ACTION ITEM
Give back the data below exactly as it was given.

INFORMATION GIVEN
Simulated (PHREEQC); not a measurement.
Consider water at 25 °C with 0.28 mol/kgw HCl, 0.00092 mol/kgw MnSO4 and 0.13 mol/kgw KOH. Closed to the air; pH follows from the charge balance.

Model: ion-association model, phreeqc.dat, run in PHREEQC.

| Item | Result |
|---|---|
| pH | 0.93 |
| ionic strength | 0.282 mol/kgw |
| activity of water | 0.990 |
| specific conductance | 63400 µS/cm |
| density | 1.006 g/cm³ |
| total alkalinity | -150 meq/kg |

EXERCISE ANSWER
Simulated (PHREEQC); not a measurement.
Consider water at 25 °C with 0.28 mol/kgw HCl, 0.00092 mol/kgw MnSO4 and 0.13 mol/kgw KOH. Closed to the air; pH follows from the charge balance.

Model: ion-association model, phreeqc.dat, run in PHREEQC.

| Item | Result |
|---|---|
| pH | 0.93 |
| ionic strength | 0.282 mol/kgw |
| activity of water | 0.990 |
| specific conductance | 63400 µS/cm |
| density | 1.006 g/cm³ |
| total alkalinity | -150 meq/kg |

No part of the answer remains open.